• Dataset records:
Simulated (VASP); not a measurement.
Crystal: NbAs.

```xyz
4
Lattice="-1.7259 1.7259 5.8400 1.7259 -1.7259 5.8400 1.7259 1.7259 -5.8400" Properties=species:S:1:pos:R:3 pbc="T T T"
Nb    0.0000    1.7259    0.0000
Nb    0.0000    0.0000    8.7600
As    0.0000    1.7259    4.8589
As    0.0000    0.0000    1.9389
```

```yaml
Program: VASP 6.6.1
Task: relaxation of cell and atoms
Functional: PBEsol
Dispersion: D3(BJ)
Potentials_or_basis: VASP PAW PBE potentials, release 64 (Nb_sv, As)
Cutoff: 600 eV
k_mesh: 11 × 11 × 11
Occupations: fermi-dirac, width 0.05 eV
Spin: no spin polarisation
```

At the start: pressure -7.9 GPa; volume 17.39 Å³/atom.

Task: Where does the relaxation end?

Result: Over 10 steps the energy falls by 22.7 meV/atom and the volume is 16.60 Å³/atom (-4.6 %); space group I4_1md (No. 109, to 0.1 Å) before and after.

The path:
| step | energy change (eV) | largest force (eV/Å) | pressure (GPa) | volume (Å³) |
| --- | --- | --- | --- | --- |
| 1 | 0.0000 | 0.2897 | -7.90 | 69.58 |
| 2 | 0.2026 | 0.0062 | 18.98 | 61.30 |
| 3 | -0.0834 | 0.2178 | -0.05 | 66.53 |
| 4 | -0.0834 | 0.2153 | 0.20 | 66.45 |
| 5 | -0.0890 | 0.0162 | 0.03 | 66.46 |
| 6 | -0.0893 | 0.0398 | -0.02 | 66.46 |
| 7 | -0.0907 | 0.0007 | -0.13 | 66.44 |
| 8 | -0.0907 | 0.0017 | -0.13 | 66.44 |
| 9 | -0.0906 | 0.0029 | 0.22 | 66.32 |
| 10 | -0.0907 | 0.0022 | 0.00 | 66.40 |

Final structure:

• Work item:
Beginning with the first line of the listing above, print each line exactly until you have printed the line that contains "At the start: pressure".

• Reply:
Simulated (VASP); not a measurement.
Crystal: NbAs.

```xyz
4
Lattice="-1.7259 1.7259 5.8400 1.7259 -1.7259 5.8400 1.7259 1.7259 -5.8400" Properties=species:S:1:pos:R:3 pbc="T T T"
Nb    0.0000    1.7259    0.0000
Nb    0.0000    0.0000    8.7600
As    0.0000    1.7259    4.8589
As    0.0000    0.0000    1.9389
```

```yaml
Program: VASP 6.6.1
Task: relaxation of cell and atoms
Functional: PBEsol
Dispersion: D3(BJ)
Potentials_or_basis: VASP PAW PBE potentials, release 64 (Nb_sv, As)
Cutoff: 600 eV
k_mesh: 11 × 11 × 11
Occupations: fermi-dirac, width 0.05 eV
Spin: no spin polarisation
```

At the start: pressure -7.9 GPa; volume 17.39 Å³/atom.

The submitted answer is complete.